Copy the data below. Keep every line exactly as it is.

(Beginning of RECORDED DATA)

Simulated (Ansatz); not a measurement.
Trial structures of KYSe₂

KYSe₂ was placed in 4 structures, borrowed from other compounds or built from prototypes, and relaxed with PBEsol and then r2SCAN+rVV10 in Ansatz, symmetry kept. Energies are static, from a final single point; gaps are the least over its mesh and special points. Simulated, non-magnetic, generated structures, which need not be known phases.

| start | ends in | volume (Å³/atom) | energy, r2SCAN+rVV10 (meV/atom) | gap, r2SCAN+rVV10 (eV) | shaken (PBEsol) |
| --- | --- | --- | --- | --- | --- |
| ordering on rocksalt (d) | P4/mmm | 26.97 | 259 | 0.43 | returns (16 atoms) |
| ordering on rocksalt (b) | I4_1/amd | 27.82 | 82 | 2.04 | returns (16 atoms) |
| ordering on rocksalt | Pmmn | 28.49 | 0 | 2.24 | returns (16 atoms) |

(End of RECORDED DATA)

## RESPONSE
Simulated (Ansatz); not a measurement.
Trial structures of KYSe₂

KYSe₂ was placed in 4 structures, borrowed from other compounds or built from prototypes, and relaxed with PBEsol and then r2SCAN+rVV10 in Ansatz, symmetry kept. Energies are static, from a final single point; gaps are the least over its mesh and special points. Simulated, non-magnetic, generated structures, which need not be known phases.

| start | ends in | volume (Å³/atom) | energy, r2SCAN+rVV10 (meV/atom) | gap, r2SCAN+rVV10 (eV) | shaken (PBEsol) |
| --- | --- | --- | --- | --- | --- |
| ordering on rocksalt (d) | P4/mmm | 26.97 | 259 | 0.43 | returns (16 atoms) |
| ordering on rocksalt (b) | I4_1/amd | 27.82 | 82 | 2.04 | returns (16 atoms) |
| ordering on rocksalt | Pmmn | 28.49 | 0 | 2.24 | returns (16 atoms) |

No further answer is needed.